*Information:*
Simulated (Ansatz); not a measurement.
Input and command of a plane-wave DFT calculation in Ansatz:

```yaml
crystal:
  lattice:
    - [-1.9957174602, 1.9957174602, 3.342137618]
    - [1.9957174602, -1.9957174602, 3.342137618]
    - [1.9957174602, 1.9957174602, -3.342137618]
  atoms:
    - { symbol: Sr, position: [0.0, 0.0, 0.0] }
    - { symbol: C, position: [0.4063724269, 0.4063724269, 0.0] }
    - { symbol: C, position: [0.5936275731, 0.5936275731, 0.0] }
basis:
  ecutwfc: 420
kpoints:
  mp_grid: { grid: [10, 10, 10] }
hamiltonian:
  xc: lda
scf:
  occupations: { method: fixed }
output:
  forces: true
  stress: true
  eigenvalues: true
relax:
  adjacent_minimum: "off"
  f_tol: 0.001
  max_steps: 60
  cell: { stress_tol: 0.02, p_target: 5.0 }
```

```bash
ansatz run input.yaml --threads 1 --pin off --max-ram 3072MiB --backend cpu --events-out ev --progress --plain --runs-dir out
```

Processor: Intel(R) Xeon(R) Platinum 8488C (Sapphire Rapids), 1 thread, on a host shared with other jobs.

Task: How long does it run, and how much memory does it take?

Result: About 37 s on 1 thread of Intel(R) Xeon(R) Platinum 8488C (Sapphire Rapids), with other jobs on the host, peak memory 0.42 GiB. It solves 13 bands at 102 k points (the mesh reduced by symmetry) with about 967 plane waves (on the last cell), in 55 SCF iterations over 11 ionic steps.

*Task item:* Look above for the line containing "Processor: Intel(R) Xeon(R)" and the line containing "Task: How long". Transcribe both, with the lines between them, exactly.

*Your solution:*
Processor: Intel(R) Xeon(R) Platinum 8488C (Sapphire Rapids), 1 thread, on a host shared with other jobs.

Task: How long does it run, and how much memory does it take?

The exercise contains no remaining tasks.